• _ACTION ITEM_
Quote the entries below from the line with "Ansatz PAW |" through the line with "Atom by atom", both ends included, and only those lines.

########################################
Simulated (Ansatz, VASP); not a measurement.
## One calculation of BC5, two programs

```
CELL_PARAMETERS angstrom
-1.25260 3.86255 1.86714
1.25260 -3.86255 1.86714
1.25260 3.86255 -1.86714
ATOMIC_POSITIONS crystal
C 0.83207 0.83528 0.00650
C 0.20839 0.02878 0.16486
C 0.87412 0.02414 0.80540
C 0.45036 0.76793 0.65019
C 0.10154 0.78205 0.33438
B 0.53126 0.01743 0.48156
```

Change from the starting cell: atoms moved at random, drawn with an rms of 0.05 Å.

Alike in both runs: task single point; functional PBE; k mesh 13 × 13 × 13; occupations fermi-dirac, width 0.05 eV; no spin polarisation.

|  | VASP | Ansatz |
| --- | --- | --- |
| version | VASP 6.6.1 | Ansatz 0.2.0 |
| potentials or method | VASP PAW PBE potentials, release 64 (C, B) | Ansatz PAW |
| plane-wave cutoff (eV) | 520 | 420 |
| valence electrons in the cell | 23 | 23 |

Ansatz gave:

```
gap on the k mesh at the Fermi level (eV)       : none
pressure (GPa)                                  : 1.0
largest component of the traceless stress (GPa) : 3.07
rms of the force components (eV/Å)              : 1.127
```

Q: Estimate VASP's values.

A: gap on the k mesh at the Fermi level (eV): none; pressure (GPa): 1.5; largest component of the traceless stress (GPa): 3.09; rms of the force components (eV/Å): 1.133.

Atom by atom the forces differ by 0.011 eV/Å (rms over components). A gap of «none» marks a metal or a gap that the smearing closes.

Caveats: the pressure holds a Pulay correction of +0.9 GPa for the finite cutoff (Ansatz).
########################################

• _YOUR SOLUTION_
| potentials or method | VASP PAW PBE potentials, release 64 (C, B) | Ansatz PAW |
| plane-wave cutoff (eV) | 520 | 420 |
| valence electrons in the cell | 23 | 23 |

Ansatz gave:

```
gap on the k mesh at the Fermi level (eV)       : none
pressure (GPa)                                  : 1.0
largest component of the traceless stress (GPa) : 3.07
rms of the force components (eV/Å)              : 1.127
```

Q: Estimate VASP's values.

A: gap on the k mesh at the Fermi level (eV): none; pressure (GPa): 1.5; largest component of the traceless stress (GPa): 3.09; rms of the force components (eV/Å): 1.133.

Atom by atom the forces differ by 0.011 eV/Å (rms over components). A gap of «none» marks a metal or a gap that the smearing closes.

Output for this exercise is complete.